** ACTION ITEM **
Please print only the top portion of the entries below, ending with the line that contains "Program for the calculation: BAGEL 1.2.2.", exactly as written.

** INFORMATION SUPPLIED **
————
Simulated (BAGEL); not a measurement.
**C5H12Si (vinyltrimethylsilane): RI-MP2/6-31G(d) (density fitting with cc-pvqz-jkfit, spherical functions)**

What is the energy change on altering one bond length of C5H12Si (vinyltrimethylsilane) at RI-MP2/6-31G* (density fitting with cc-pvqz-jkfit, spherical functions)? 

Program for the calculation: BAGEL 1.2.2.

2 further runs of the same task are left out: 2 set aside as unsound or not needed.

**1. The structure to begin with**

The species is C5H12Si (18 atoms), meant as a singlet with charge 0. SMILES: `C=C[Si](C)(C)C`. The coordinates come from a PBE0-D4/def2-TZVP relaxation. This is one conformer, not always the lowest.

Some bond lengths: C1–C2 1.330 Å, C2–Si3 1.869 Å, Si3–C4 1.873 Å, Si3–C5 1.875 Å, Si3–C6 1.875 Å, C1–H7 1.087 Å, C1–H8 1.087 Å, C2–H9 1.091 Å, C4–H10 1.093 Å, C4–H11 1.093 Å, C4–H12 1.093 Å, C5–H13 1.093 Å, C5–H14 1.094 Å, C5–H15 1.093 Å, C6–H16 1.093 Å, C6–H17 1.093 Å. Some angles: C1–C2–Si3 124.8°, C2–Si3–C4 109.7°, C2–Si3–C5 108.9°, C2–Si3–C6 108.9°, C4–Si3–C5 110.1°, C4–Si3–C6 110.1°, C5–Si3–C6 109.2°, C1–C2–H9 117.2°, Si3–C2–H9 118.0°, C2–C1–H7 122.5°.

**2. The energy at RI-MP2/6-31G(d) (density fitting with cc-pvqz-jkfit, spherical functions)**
————

** YOUR SOLUTION **
Simulated (BAGEL); not a measurement.
**C5H12Si (vinyltrimethylsilane): RI-MP2/6-31G(d) (density fitting with cc-pvqz-jkfit, spherical functions)**

What is the energy change on altering one bond length of C5H12Si (vinyltrimethylsilane) at RI-MP2/6-31G* (density fitting with cc-pvqz-jkfit, spherical functions)? 

Program for the calculation: BAGEL 1.2.2.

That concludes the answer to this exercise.